• [Data]:
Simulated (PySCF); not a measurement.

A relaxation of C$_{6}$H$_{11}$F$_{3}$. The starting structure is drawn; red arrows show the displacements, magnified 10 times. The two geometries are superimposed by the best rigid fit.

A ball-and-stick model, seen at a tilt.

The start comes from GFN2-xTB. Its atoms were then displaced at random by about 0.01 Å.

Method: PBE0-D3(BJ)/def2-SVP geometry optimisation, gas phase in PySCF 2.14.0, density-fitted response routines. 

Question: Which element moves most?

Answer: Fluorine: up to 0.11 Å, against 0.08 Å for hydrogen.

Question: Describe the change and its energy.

• [Work task]:
Please write out the data again exactly as it stands.

• [Written answer]:
Simulated (PySCF); not a measurement.

A relaxation of C$_{6}$H$_{11}$F$_{3}$. The starting structure is drawn; red arrows show the displacements, magnified 10 times. The two geometries are superimposed by the best rigid fit.

A ball-and-stick model, seen at a tilt.

The start comes from GFN2-xTB. Its atoms were then displaced at random by about 0.01 Å.

Method: PBE0-D3(BJ)/def2-SVP geometry optimisation, gas phase in PySCF 2.14.0, density-fitted response routines. 

Question: Which element moves most?

Answer: Fluorine: up to 0.11 Å, against 0.08 Å for hydrogen.

Question: Describe the change and its energy.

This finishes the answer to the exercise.